# Work request:
Copy the following listing word for word.

-------

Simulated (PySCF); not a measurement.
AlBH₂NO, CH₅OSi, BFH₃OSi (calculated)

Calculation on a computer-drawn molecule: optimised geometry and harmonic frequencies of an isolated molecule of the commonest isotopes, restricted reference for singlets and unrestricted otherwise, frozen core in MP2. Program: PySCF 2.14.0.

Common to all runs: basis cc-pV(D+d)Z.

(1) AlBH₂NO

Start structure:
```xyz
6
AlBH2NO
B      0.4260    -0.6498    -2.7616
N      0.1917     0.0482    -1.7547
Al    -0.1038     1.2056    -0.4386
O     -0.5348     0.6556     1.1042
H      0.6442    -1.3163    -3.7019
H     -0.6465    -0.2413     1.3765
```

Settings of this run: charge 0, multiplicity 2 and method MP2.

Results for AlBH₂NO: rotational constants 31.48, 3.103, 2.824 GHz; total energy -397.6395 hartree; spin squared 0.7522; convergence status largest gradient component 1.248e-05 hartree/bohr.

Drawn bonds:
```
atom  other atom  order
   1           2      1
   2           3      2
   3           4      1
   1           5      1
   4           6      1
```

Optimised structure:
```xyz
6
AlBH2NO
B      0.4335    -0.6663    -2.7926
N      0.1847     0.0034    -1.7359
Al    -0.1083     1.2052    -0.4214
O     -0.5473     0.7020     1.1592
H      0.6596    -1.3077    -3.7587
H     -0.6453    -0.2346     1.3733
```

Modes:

-------

# Task output:
Simulated (PySCF); not a measurement.
AlBH₂NO, CH₅OSi, BFH₃OSi (calculated)

Calculation on a computer-drawn molecule: optimised geometry and harmonic frequencies of an isolated molecule of the commonest isotopes, restricted reference for singlets and unrestricted otherwise, frozen core in MP2. Program: PySCF 2.14.0.

Common to all runs: basis cc-pV(D+d)Z.

(1) AlBH₂NO

Start structure:
```xyz
6
AlBH2NO
B      0.4260    -0.6498    -2.7616
N      0.1917     0.0482    -1.7547
Al    -0.1038     1.2056    -0.4386
O     -0.5348     0.6556     1.1042
H      0.6442    -1.3163    -3.7019
H     -0.6465    -0.2413     1.3765
```

Settings of this run: charge 0, multiplicity 2 and method MP2.

Results for AlBH₂NO: rotational constants 31.48, 3.103, 2.824 GHz; total energy -397.6395 hartree; spin squared 0.7522; convergence status largest gradient component 1.248e-05 hartree/bohr.

Drawn bonds:
```
atom  other atom  order
   1           2      1
   2           3      2
   3           4      1
   1           5      1
   4           6      1
```

Optimised structure:
```xyz
6
AlBH2NO
B      0.4335    -0.6663    -2.7926
N      0.1847     0.0034    -1.7359
Al    -0.1083     1.2052    -0.4214
O     -0.5473     0.7020     1.1592
H      0.6596    -1.3077    -3.7587
H     -0.6453    -0.2346     1.3733
```

Modes:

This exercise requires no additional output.